-- Work task --
Please start at the first line of the records beneath and quote each line exactly, ending with the line containing "This is the".

-- Extracted records --
▬▬▬

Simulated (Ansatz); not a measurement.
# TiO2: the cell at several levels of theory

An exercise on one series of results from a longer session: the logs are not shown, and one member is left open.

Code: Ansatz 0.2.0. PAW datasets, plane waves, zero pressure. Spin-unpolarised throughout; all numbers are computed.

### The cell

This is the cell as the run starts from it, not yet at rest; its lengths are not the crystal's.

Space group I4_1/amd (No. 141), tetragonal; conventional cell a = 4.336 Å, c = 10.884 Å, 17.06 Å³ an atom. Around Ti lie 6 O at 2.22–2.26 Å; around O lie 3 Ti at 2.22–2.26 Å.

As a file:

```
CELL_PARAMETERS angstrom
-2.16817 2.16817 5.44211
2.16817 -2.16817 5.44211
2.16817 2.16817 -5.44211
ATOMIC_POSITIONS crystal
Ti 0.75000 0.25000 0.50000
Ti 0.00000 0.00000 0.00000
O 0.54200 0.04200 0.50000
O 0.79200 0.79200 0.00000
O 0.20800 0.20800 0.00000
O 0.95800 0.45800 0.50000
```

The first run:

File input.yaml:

▬▬▬

-- Your response --
Simulated (Ansatz); not a measurement.
# TiO2: the cell at several levels of theory

An exercise on one series of results from a longer session: the logs are not shown, and one member is left open.

Code: Ansatz 0.2.0. PAW datasets, plane waves, zero pressure. Spin-unpolarised throughout; all numbers are computed.

### The cell

This is the cell as the run starts from it, not yet at rest; its lengths are not the crystal's.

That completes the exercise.